▸ **Action item**
Output the records exactly, every one of them.

▸ **Dataset**
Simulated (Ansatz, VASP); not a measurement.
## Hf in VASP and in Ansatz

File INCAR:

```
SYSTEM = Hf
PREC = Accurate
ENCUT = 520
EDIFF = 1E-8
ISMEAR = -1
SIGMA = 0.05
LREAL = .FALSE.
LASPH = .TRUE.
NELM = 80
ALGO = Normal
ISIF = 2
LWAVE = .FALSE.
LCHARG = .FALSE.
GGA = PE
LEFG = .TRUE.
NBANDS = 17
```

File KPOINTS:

▸ **Response box**
Simulated (Ansatz, VASP); not a measurement.
## Hf in VASP and in Ansatz

File INCAR:

```
SYSTEM = Hf
PREC = Accurate
ENCUT = 520
EDIFF = 1E-8
ISMEAR = -1
SIGMA = 0.05
LREAL = .FALSE.
LASPH = .TRUE.
NELM = 80
ALGO = Normal
ISIF = 2
LWAVE = .FALSE.
LCHARG = .FALSE.
GGA = PE
LEFG = .TRUE.
NBANDS = 17
```

File KPOINTS:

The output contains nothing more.